Work task
The data below should be repeated exactly and in full.

Material supplied
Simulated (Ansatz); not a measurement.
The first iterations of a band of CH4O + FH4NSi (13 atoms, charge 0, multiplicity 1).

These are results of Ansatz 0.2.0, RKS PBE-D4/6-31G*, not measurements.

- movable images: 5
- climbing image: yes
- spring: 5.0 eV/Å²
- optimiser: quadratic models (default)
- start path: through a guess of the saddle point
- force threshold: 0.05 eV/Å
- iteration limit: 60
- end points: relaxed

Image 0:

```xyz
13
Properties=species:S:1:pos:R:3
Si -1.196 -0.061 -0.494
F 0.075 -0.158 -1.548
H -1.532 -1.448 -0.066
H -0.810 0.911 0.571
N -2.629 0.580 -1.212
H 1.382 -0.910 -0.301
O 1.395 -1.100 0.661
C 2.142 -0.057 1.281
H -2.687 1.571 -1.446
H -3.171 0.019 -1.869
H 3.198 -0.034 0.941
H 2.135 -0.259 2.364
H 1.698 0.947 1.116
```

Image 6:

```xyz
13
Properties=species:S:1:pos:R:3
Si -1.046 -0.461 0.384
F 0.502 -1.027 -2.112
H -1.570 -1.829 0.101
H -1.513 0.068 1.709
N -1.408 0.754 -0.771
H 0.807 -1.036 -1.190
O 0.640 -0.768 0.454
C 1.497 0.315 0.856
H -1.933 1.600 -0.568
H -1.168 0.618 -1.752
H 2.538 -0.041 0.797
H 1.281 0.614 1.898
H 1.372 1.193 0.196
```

Reply
Simulated (Ansatz); not a measurement.
The first iterations of a band of CH4O + FH4NSi (13 atoms, charge 0, multiplicity 1).

These are results of Ansatz 0.2.0, RKS PBE-D4/6-31G*, not measurements.

- movable images: 5
- climbing image: yes
- spring: 5.0 eV/Å²
- optimiser: quadratic models (default)
- start path: through a guess of the saddle point
- force threshold: 0.05 eV/Å
- iteration limit: 60
- end points: relaxed

Image 0:

```xyz
13
Properties=species:S:1:pos:R:3
Si -1.196 -0.061 -0.494
F 0.075 -0.158 -1.548
H -1.532 -1.448 -0.066
H -0.810 0.911 0.571
N -2.629 0.580 -1.212
H 1.382 -0.910 -0.301
O 1.395 -1.100 0.661
C 2.142 -0.057 1.281
H -2.687 1.571 -1.446
H -3.171 0.019 -1.869
H 3.198 -0.034 0.941
H 2.135 -0.259 2.364
H 1.698 0.947 1.116
```

Image 6:

```xyz
13
Properties=species:S:1:pos:R:3
Si -1.046 -0.461 0.384
F 0.502 -1.027 -2.112
H -1.570 -1.829 0.101
H -1.513 0.068 1.709
N -1.408 0.754 -0.771
H 0.807 -1.036 -1.190
O 0.640 -0.768 0.454
C 1.497 0.315 0.856
H -1.933 1.600 -0.568
H -1.168 0.618 -1.752
H 2.538 -0.041 0.797
H 1.281 0.614 1.898
H 1.372 1.193 0.196
```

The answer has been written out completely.